*** DATASET EXCERPTS

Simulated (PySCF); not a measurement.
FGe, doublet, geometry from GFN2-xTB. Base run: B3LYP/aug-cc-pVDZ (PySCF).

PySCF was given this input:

******

WORK REQUEST — Your reply should consist of all the records, set down exactly.

EXERCISE RESULT —
Simulated (PySCF); not a measurement.
FGe, doublet, geometry from GFN2-xTB. Base run: B3LYP/aug-cc-pVDZ (PySCF).

PySCF was given this input:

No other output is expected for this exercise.